- **INFORMATION SUPPLIED**:
■ ■ ■ ■

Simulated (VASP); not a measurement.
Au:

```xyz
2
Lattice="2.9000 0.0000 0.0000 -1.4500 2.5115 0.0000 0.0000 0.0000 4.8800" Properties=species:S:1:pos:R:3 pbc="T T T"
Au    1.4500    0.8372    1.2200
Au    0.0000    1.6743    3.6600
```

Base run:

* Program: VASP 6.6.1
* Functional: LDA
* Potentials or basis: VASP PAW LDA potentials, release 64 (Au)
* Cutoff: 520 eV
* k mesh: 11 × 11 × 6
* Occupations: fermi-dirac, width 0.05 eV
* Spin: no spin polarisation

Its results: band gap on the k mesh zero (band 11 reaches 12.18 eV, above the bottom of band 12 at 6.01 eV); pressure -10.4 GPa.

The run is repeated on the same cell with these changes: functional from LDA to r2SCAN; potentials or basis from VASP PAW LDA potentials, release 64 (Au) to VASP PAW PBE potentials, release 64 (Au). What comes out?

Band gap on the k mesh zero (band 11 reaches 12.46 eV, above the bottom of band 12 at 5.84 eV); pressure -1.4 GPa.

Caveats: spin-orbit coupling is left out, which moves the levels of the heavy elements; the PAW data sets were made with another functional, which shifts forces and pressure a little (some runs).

■ ■ ■ ■

- **WORK ITEM**:
Write the records out again so that each one matches the original exactly.

- **ANSWER AREA**:
Simulated (VASP); not a measurement.
Au:

```xyz
2
Lattice="2.9000 0.0000 0.0000 -1.4500 2.5115 0.0000 0.0000 0.0000 4.8800" Properties=species:S:1:pos:R:3 pbc="T T T"
Au    1.4500    0.8372    1.2200
Au    0.0000    1.6743    3.6600
```

Base run:

* Program: VASP 6.6.1
* Functional: LDA
* Potentials or basis: VASP PAW LDA potentials, release 64 (Au)
* Cutoff: 520 eV
* k mesh: 11 × 11 × 6
* Occupations: fermi-dirac, width 0.05 eV
* Spin: no spin polarisation

Its results: band gap on the k mesh zero (band 11 reaches 12.18 eV, above the bottom of band 12 at 6.01 eV); pressure -10.4 GPa.

The run is repeated on the same cell with these changes: functional from LDA to r2SCAN; potentials or basis from VASP PAW LDA potentials, release 64 (Au) to VASP PAW PBE potentials, release 64 (Au). What comes out?

Band gap on the k mesh zero (band 11 reaches 12.46 eV, above the bottom of band 12 at 5.84 eV); pressure -1.4 GPa.

Caveats: spin-orbit coupling is left out, which moves the levels of the heavy elements; the PAW data sets were made with another functional, which shifts forces and pressure a little (some runs).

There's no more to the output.